Work order:
Print the first line of the data below and every one after it, through the line containing "development build |", exactly as written.

Material shown:
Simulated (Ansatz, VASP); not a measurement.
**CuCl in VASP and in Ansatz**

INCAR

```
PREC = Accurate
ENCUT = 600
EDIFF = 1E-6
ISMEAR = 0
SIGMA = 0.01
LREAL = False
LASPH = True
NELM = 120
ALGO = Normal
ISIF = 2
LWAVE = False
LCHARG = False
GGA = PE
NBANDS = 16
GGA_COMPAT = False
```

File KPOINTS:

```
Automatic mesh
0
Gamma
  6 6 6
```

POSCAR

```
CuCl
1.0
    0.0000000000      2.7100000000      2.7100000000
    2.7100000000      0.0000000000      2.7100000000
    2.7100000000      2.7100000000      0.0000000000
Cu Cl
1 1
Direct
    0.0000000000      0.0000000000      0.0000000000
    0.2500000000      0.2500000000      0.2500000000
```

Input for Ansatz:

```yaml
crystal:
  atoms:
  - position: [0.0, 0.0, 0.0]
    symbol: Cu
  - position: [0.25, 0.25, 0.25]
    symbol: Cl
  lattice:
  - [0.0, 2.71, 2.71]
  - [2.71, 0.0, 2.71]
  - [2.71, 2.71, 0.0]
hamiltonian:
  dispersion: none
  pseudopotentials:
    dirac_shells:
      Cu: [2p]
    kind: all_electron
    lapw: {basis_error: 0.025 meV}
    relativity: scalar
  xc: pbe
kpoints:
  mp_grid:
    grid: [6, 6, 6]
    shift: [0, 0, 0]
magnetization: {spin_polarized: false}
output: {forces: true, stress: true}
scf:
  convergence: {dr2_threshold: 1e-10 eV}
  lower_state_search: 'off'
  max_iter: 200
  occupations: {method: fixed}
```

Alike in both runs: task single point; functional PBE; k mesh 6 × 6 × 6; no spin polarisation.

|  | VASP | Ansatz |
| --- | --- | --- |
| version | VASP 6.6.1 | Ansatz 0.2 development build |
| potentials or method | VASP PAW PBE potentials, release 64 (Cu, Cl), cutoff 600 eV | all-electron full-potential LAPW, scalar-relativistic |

Answer space:
Simulated (Ansatz, VASP); not a measurement.
**CuCl in VASP and in Ansatz**

INCAR

```
PREC = Accurate
ENCUT = 600
EDIFF = 1E-6
ISMEAR = 0
SIGMA = 0.01
LREAL = False
LASPH = True
NELM = 120
ALGO = Normal
ISIF = 2
LWAVE = False
LCHARG = False
GGA = PE
NBANDS = 16
GGA_COMPAT = False
```

File KPOINTS:

```
Automatic mesh
0
Gamma
  6 6 6
```

POSCAR

```
CuCl
1.0
    0.0000000000      2.7100000000      2.7100000000
    2.7100000000      0.0000000000      2.7100000000
    2.7100000000      2.7100000000      0.0000000000
Cu Cl
1 1
Direct
    0.0000000000      0.0000000000      0.0000000000
    0.2500000000      0.2500000000      0.2500000000
```

Input for Ansatz:

```yaml
crystal:
  atoms:
  - position: [0.0, 0.0, 0.0]
    symbol: Cu
  - position: [0.25, 0.25, 0.25]
    symbol: Cl
  lattice:
  - [0.0, 2.71, 2.71]
  - [2.71, 0.0, 2.71]
  - [2.71, 2.71, 0.0]
hamiltonian:
  dispersion: none
  pseudopotentials:
    dirac_shells:
      Cu: [2p]
    kind: all_electron
    lapw: {basis_error: 0.025 meV}
    relativity: scalar
  xc: pbe
kpoints:
  mp_grid:
    grid: [6, 6, 6]
    shift: [0, 0, 0]
magnetization: {spin_polarized: false}
output: {forces: true, stress: true}
scf:
  convergence: {dr2_threshold: 1e-10 eV}
  lower_state_search: 'off'
  max_iter: 200
  occupations: {method: fixed}
```

Alike in both runs: task single point; functional PBE; k mesh 6 × 6 × 6; no spin polarisation.

|  | VASP | Ansatz |
| --- | --- | --- |
| version | VASP 6.6.1 | Ansatz 0.2 development build |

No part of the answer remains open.